■ Provided records
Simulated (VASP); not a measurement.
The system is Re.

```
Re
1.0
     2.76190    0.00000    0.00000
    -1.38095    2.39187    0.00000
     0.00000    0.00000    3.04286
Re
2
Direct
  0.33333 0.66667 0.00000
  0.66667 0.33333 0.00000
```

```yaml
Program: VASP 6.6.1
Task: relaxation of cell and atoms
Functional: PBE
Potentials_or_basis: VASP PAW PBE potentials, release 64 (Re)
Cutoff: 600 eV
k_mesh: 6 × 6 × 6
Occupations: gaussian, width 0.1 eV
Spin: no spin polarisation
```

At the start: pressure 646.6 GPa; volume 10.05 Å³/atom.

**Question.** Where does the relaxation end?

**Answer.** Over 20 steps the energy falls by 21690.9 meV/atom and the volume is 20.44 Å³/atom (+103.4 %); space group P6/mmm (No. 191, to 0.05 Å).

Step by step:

■ Activity
Quote in full each line from the top of the records above through the line with "to 0.05 Å)."; stop after that line.

■ Exercise answer
Simulated (VASP); not a measurement.
The system is Re.

```
Re
1.0
     2.76190    0.00000    0.00000
    -1.38095    2.39187    0.00000
     0.00000    0.00000    3.04286
Re
2
Direct
  0.33333 0.66667 0.00000
  0.66667 0.33333 0.00000
```

```yaml
Program: VASP 6.6.1
Task: relaxation of cell and atoms
Functional: PBE
Potentials_or_basis: VASP PAW PBE potentials, release 64 (Re)
Cutoff: 600 eV
k_mesh: 6 × 6 × 6
Occupations: gaussian, width 0.1 eV
Spin: no spin polarisation
```

At the start: pressure 646.6 GPa; volume 10.05 Å³/atom.

**Question.** Where does the relaxation end?

**Answer.** Over 20 steps the energy falls by 21690.9 meV/atom and the volume is 20.44 Å³/atom (+103.4 %); space group P6/mmm (No. 191, to 0.05 Å).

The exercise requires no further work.